● **Required action**
Return the lines from the start of the data through the line with "(1.293, 1.352, 1.713)". Include both of those lines and no others.

■ ■ ■ ■
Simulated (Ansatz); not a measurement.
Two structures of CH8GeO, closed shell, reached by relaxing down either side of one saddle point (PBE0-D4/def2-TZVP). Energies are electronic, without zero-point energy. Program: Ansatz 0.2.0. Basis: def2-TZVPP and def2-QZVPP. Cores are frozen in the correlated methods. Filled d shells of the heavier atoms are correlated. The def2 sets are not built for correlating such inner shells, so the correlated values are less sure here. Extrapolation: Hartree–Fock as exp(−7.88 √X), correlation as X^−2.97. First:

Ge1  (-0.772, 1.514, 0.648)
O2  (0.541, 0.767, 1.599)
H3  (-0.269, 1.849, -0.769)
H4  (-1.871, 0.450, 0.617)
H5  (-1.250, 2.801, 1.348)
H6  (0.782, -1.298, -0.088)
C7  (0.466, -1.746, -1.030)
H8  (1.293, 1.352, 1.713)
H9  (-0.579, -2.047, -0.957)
■ ■ ■ ■

● **Solution**
Simulated (Ansatz); not a measurement.
Two structures of CH8GeO, closed shell, reached by relaxing down either side of one saddle point (PBE0-D4/def2-TZVP). Energies are electronic, without zero-point energy. Program: Ansatz 0.2.0. Basis: def2-TZVPP and def2-QZVPP. Cores are frozen in the correlated methods. Filled d shells of the heavier atoms are correlated. The def2 sets are not built for correlating such inner shells, so the correlated values are less sure here. Extrapolation: Hartree–Fock as exp(−7.88 √X), correlation as X^−2.97. First:

Ge1  (-0.772, 1.514, 0.648)
O2  (0.541, 0.767, 1.599)
H3  (-0.269, 1.849, -0.769)
H4  (-1.871, 0.450, 0.617)
H5  (-1.250, 2.801, 1.348)
H6  (0.782, -1.298, -0.088)
C7  (0.466, -1.746, -1.030)
H8  (1.293, 1.352, 1.713)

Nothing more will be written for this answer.